→ Assignment
Write out, unaltered, each line from the top of the records below down to the line where "would not show.)" appears, that line included.

→ Source material
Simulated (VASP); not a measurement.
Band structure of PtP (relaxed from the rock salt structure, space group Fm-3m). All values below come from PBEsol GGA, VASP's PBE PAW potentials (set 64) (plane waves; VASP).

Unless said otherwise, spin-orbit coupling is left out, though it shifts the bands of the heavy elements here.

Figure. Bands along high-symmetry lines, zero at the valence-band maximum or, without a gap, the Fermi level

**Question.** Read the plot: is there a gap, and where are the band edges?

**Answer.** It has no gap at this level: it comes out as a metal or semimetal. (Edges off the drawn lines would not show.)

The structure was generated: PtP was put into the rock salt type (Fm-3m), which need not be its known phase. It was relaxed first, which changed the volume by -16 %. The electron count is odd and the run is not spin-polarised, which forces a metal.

→ Answer area
Simulated (VASP); not a measurement.
Band structure of PtP (relaxed from the rock salt structure, space group Fm-3m). All values below come from PBEsol GGA, VASP's PBE PAW potentials (set 64) (plane waves; VASP).

Unless said otherwise, spin-orbit coupling is left out, though it shifts the bands of the heavy elements here.

Figure. Bands along high-symmetry lines, zero at the valence-band maximum or, without a gap, the Fermi level

**Question.** Read the plot: is there a gap, and where are the band edges?

**Answer.** It has no gap at this level: it comes out as a metal or semimetal. (Edges off the drawn lines would not show.)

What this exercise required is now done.